▶ _WORK TASK_:
Word for word, please restate the lines from the beginning of the data through the line in which "### 1 The system as given" appears.

▶ _DATA PROVIDED_:
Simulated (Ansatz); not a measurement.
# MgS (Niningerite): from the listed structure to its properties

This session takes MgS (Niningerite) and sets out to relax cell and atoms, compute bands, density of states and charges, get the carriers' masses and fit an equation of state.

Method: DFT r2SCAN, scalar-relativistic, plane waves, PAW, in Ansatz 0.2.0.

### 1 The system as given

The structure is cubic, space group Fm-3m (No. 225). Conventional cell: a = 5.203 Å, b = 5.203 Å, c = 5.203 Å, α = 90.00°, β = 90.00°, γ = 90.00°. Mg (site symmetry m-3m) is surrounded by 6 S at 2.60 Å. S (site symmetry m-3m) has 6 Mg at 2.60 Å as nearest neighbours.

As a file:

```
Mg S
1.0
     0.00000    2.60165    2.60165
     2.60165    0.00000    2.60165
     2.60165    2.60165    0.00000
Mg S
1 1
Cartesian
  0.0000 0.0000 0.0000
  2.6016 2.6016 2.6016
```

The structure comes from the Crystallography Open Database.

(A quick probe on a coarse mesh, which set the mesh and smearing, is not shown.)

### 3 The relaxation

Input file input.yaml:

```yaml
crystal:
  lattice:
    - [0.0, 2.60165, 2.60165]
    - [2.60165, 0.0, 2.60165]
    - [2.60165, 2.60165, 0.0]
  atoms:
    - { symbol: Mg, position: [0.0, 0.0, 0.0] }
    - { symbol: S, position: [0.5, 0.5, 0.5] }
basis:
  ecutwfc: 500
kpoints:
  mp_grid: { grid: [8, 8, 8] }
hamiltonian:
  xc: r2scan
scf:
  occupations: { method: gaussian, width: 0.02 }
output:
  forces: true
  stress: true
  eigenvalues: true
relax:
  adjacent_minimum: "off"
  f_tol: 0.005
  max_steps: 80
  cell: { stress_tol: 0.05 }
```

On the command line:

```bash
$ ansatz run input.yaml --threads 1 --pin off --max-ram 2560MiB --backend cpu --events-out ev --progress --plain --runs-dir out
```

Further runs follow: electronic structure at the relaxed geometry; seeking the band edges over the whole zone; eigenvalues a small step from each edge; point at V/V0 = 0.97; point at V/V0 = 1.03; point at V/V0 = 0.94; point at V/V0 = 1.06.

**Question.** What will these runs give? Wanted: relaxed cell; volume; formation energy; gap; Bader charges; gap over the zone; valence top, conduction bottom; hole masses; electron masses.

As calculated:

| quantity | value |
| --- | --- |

▶ _ANSWER SPACE_:
Simulated (Ansatz); not a measurement.
# MgS (Niningerite): from the listed structure to its properties

This session takes MgS (Niningerite) and sets out to relax cell and atoms, compute bands, density of states and charges, get the carriers' masses and fit an equation of state.

Method: DFT r2SCAN, scalar-relativistic, plane waves, PAW, in Ansatz 0.2.0.

### 1 The system as given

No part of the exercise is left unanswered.